### Work instruction:
The line containing "On this cell: pressure" marks the end: restate word for word every line from the first line of the entries below through that one.

== Supplied records ==

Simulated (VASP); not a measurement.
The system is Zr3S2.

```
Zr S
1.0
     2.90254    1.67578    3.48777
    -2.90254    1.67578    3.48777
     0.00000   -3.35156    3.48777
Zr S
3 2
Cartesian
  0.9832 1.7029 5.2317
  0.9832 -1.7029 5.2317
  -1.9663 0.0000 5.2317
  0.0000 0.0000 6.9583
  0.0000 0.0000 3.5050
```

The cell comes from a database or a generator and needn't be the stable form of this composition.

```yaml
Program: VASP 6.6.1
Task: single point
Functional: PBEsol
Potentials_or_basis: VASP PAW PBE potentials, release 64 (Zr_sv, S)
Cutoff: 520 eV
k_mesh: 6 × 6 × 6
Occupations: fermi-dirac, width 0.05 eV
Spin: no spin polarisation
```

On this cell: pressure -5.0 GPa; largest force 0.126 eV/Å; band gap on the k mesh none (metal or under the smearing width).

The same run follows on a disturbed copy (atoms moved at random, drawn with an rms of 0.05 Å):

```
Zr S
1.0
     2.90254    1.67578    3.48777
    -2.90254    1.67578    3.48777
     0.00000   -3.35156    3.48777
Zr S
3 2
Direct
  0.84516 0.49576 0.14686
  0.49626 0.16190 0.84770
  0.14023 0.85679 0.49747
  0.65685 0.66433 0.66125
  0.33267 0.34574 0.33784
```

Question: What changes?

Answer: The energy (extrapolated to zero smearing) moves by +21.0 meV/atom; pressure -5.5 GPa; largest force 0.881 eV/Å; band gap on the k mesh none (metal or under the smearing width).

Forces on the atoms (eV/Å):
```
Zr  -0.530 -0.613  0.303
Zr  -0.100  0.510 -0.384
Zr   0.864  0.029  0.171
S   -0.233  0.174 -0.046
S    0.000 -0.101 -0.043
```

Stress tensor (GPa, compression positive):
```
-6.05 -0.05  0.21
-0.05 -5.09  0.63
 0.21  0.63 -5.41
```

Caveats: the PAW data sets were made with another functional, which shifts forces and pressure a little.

===

### Response area:
Simulated (VASP); not a measurement.
The system is Zr3S2.

```
Zr S
1.0
     2.90254    1.67578    3.48777
    -2.90254    1.67578    3.48777
     0.00000   -3.35156    3.48777
Zr S
3 2
Cartesian
  0.9832 1.7029 5.2317
  0.9832 -1.7029 5.2317
  -1.9663 0.0000 5.2317
  0.0000 0.0000 6.9583
  0.0000 0.0000 3.5050
```

The cell comes from a database or a generator and needn't be the stable form of this composition.

```yaml
Program: VASP 6.6.1
Task: single point
Functional: PBEsol
Potentials_or_basis: VASP PAW PBE potentials, release 64 (Zr_sv, S)
Cutoff: 520 eV
k_mesh: 6 × 6 × 6
Occupations: fermi-dirac, width 0.05 eV
Spin: no spin polarisation
```

On this cell: pressure -5.0 GPa; largest force 0.126 eV/Å; band gap on the k mesh none (metal or under the smearing width).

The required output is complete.